*** Entries shown ***
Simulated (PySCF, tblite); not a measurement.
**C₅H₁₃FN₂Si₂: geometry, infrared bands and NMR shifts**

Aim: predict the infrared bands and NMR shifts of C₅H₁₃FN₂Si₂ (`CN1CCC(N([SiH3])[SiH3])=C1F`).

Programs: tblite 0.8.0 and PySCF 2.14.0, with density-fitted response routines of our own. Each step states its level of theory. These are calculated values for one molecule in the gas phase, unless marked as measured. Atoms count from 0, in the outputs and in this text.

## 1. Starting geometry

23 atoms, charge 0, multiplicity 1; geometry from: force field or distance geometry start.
***

Brief:
Copy back the listing above exactly, but only from the line with "Programs: tblite 0.8.0" through the line with "## 1. Starting geometry", both ends included.

Exercise result:
Programs: tblite 0.8.0 and PySCF 2.14.0, with density-fitted response routines of our own. Each step states its level of theory. These are calculated values for one molecule in the gas phase, unless marked as measured. Atoms count from 0, in the outputs and in this text.

## 1. Starting geometry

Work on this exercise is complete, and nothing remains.